▶ **WORK REQUEST**
Beneath this line is the data. Output exactly the lines from the line with "12.1; (b) -6.4." to the line with "Caveats: all runs", both ends included, and nothing more.

▶ **DATA**
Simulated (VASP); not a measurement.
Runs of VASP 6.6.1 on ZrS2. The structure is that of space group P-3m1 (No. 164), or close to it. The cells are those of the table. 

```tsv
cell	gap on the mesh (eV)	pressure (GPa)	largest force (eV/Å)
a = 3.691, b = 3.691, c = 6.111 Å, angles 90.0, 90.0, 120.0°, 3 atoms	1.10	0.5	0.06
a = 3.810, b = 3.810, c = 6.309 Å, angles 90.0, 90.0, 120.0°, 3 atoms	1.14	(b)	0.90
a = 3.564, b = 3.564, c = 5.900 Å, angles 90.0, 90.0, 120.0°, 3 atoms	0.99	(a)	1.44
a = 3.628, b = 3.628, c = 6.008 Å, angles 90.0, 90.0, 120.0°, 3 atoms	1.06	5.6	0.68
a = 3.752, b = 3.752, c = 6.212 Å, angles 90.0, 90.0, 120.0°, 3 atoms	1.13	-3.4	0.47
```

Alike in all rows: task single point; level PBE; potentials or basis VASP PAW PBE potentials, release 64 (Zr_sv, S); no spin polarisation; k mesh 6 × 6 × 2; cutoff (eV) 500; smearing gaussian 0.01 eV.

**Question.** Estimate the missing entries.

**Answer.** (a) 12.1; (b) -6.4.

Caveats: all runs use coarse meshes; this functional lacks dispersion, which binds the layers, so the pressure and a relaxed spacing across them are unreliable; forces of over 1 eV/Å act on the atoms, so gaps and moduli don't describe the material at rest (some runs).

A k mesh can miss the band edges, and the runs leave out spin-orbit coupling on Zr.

▶ **EXERCISE ANSWER**
**Answer.** (a) 12.1; (b) -6.4.

Caveats: all runs use coarse meshes; this functional lacks dispersion, which binds the layers, so the pressure and a relaxed spacing across them are unreliable; forces of over 1 eV/Å act on the atoms, so gaps and moduli don't describe the material at rest (some runs).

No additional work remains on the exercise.